▸ **Task item**
Write out exactly the lines below that run from the one containing "64 (Cd, Se) |" through the one containing "Hardware: 4 MPI", both included, with no other lines.

▸ **Dataset extract**
━━━━━━━━━━━━━━━━

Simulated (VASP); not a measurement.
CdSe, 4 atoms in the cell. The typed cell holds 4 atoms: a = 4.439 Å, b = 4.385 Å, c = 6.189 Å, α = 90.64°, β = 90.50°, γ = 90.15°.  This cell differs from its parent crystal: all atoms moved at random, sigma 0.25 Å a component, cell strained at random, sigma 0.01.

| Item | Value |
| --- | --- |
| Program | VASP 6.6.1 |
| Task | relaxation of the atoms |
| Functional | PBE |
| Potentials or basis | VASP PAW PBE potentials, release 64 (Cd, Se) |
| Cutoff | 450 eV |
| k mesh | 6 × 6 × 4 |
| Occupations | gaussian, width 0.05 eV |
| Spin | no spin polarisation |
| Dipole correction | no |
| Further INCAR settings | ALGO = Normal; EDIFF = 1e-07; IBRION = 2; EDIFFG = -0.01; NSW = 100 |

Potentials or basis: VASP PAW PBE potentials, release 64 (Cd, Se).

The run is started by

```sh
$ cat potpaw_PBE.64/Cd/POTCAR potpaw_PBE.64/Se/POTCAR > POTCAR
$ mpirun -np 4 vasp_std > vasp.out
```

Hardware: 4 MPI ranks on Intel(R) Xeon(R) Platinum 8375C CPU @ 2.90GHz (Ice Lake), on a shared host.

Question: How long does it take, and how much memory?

━━━━━━━━━━━━━━━━

▸ **Task answer**
| Potentials or basis | VASP PAW PBE potentials, release 64 (Cd, Se) |
| Cutoff | 450 eV |
| k mesh | 6 × 6 × 4 |
| Occupations | gaussian, width 0.05 eV |
| Spin | no spin polarisation |
| Dipole correction | no |
| Further INCAR settings | ALGO = Normal; EDIFF = 1e-07; IBRION = 2; EDIFFG = -0.01; NSW = 100 |

Potentials or basis: VASP PAW PBE potentials, release 64 (Cd, Se).

The run is started by

```sh
$ cat potpaw_PBE.64/Cd/POTCAR potpaw_PBE.64/Se/POTCAR > POTCAR
$ mpirun -np 4 vasp_std > vasp.out
```

Hardware: 4 MPI ranks on Intel(R) Xeon(R) Platinum 8375C CPU @ 2.90GHz (Ice Lake), on a shared host.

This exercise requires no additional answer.